(Requirement) Repeat the data in full. Every line must match.

(Given records)
####################
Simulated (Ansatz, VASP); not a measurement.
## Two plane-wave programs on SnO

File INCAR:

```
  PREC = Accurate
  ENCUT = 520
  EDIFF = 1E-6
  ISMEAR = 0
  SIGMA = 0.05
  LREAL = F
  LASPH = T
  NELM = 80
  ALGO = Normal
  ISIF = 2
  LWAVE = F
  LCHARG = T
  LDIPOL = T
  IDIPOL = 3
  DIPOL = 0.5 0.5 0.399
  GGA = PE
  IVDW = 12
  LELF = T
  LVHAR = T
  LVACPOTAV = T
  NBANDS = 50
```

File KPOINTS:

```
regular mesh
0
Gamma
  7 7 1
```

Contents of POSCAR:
####################

(Task response)
Simulated (Ansatz, VASP); not a measurement.
## Two plane-wave programs on SnO

File INCAR:

```
  PREC = Accurate
  ENCUT = 520
  EDIFF = 1E-6
  ISMEAR = 0
  SIGMA = 0.05
  LREAL = F
  LASPH = T
  NELM = 80
  ALGO = Normal
  ISIF = 2
  LWAVE = F
  LCHARG = T
  LDIPOL = T
  IDIPOL = 3
  DIPOL = 0.5 0.5 0.399
  GGA = PE
  IVDW = 12
  LELF = T
  LVHAR = T
  LVACPOTAV = T
  NBANDS = 50
```

File KPOINTS:

```
regular mesh
0
Gamma
  7 7 1
```

Contents of POSCAR:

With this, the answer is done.